═════ Dataset records

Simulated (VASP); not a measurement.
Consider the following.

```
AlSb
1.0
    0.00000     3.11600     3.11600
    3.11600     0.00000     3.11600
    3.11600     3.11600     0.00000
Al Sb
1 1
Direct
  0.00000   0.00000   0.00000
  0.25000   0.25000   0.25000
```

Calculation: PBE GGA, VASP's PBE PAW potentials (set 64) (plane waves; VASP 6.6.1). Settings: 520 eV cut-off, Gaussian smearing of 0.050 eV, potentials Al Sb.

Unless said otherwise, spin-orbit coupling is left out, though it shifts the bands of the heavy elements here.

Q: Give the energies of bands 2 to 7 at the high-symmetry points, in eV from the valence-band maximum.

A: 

══════════

*Work order*
Above are the entries; return each one exactly.

*Response*
Simulated (VASP); not a measurement.
Consider the following.

```
AlSb
1.0
    0.00000     3.11600     3.11600
    3.11600     0.00000     3.11600
    3.11600     3.11600     0.00000
Al Sb
1 1
Direct
  0.00000   0.00000   0.00000
  0.25000   0.25000   0.25000
```

Calculation: PBE GGA, VASP's PBE PAW potentials (set 64) (plane waves; VASP 6.6.1). Settings: 520 eV cut-off, Gaussian smearing of 0.050 eV, potentials Al Sb.

Unless said otherwise, spin-orbit coupling is left out, though it shifts the bands of the heavy elements here.

Q: Give the energies of bands 2 to 7 at the high-symmetry points, in eV from the valence-band maximum.

A: 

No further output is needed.